→ Assigned task: Set the data down again, exactly as it appears below.

┄┄┄┄┄┄

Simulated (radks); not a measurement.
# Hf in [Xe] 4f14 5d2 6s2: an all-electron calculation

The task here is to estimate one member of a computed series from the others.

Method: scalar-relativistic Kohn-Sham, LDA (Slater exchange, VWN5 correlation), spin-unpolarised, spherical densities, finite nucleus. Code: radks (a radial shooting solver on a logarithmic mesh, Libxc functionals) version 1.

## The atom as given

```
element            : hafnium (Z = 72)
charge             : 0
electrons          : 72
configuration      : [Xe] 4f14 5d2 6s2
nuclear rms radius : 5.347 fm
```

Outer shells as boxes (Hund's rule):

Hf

┄┄┄┄┄┄

→ Task response:
Simulated (radks); not a measurement.
# Hf in [Xe] 4f14 5d2 6s2: an all-electron calculation

The task here is to estimate one member of a computed series from the others.

Method: scalar-relativistic Kohn-Sham, LDA (Slater exchange, VWN5 correlation), spin-unpolarised, spherical densities, finite nucleus. Code: radks (a radial shooting solver on a logarithmic mesh, Libxc functionals) version 1.

## The atom as given

```
element            : hafnium (Z = 72)
charge             : 0
electrons          : 72
configuration      : [Xe] 4f14 5d2 6s2
nuclear rms radius : 5.347 fm
```

Outer shells as boxes (Hund's rule):

Hf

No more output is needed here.